Provided records:
---+---
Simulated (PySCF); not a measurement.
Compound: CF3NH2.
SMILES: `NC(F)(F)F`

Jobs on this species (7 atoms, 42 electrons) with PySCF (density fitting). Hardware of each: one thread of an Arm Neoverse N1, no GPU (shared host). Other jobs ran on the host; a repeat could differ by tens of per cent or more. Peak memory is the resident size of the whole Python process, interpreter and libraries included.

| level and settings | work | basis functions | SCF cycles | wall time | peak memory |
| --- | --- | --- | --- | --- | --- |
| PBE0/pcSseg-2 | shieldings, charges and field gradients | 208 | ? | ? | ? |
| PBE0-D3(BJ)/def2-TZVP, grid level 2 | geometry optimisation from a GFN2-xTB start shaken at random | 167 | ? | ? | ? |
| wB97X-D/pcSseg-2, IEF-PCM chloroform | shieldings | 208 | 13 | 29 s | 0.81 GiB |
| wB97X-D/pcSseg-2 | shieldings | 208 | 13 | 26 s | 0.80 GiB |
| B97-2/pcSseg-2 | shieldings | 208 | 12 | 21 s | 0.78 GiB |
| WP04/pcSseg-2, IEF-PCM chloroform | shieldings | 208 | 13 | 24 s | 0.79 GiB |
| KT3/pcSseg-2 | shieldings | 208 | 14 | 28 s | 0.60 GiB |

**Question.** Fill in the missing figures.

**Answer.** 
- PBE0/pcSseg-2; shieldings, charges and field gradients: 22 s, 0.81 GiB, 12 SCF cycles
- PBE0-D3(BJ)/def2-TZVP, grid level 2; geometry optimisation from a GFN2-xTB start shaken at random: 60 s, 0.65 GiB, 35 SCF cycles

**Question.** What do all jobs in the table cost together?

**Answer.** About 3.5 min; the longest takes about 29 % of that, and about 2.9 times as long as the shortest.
---+---

Repeat each line of the data above, exactly as it appears, from the first through the line that contains "table cost together?".

Worked solution:
Simulated (PySCF); not a measurement.
Compound: CF3NH2.
SMILES: `NC(F)(F)F`

Jobs on this species (7 atoms, 42 electrons) with PySCF (density fitting). Hardware of each: one thread of an Arm Neoverse N1, no GPU (shared host). Other jobs ran on the host; a repeat could differ by tens of per cent or more. Peak memory is the resident size of the whole Python process, interpreter and libraries included.

| level and settings | work | basis functions | SCF cycles | wall time | peak memory |
| --- | --- | --- | --- | --- | --- |
| PBE0/pcSseg-2 | shieldings, charges and field gradients | 208 | ? | ? | ? |
| PBE0-D3(BJ)/def2-TZVP, grid level 2 | geometry optimisation from a GFN2-xTB start shaken at random | 167 | ? | ? | ? |
| wB97X-D/pcSseg-2, IEF-PCM chloroform | shieldings | 208 | 13 | 29 s | 0.81 GiB |
| wB97X-D/pcSseg-2 | shieldings | 208 | 13 | 26 s | 0.80 GiB |
| B97-2/pcSseg-2 | shieldings | 208 | 12 | 21 s | 0.78 GiB |
| WP04/pcSseg-2, IEF-PCM chloroform | shieldings | 208 | 13 | 24 s | 0.79 GiB |
| KT3/pcSseg-2 | shieldings | 208 | 14 | 28 s | 0.60 GiB |

**Question.** Fill in the missing figures.

**Answer.** 
- PBE0/pcSseg-2; shieldings, charges and field gradients: 22 s, 0.81 GiB, 12 SCF cycles
- PBE0-D3(BJ)/def2-TZVP, grid level 2; geometry optimisation from a GFN2-xTB start shaken at random: 60 s, 0.65 GiB, 35 SCF cycles

**Question.** What do all jobs in the table cost together?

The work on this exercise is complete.